MATERIAL SHOWN Block Start

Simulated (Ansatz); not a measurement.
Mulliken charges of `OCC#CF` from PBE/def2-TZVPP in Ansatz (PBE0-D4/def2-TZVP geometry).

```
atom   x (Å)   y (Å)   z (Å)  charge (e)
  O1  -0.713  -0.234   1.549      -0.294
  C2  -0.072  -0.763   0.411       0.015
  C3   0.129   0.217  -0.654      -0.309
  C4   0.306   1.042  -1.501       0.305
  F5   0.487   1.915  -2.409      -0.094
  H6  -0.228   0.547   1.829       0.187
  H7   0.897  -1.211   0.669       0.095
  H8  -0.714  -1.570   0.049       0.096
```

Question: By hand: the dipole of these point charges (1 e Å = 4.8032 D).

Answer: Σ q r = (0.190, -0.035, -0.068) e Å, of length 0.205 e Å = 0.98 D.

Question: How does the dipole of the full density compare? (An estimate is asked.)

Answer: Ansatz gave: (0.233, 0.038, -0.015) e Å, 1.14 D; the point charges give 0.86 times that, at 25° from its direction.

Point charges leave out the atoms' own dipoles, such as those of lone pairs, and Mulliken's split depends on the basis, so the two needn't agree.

MATERIAL SHOWN Block End

WORK ITEM ->
Set every line down again exactly. Begin with the first line of the entries and finish with the line containing "Answer: Ansatz gave: (0.233, 0.038, -0.015)".

YOUR RESPONSE ->
Simulated (Ansatz); not a measurement.
Mulliken charges of `OCC#CF` from PBE/def2-TZVPP in Ansatz (PBE0-D4/def2-TZVP geometry).

```
atom   x (Å)   y (Å)   z (Å)  charge (e)
  O1  -0.713  -0.234   1.549      -0.294
  C2  -0.072  -0.763   0.411       0.015
  C3   0.129   0.217  -0.654      -0.309
  C4   0.306   1.042  -1.501       0.305
  F5   0.487   1.915  -2.409      -0.094
  H6  -0.228   0.547   1.829       0.187
  H7   0.897  -1.211   0.669       0.095
  H8  -0.714  -1.570   0.049       0.096
```

Question: By hand: the dipole of these point charges (1 e Å = 4.8032 D).

Answer: Σ q r = (0.190, -0.035, -0.068) e Å, of length 0.205 e Å = 0.98 D.

Question: How does the dipole of the full density compare? (An estimate is asked.)

Answer: Ansatz gave: (0.233, 0.038, -0.015) e Å, 1.14 D; the point charges give 0.86 times that, at 25° from its direction.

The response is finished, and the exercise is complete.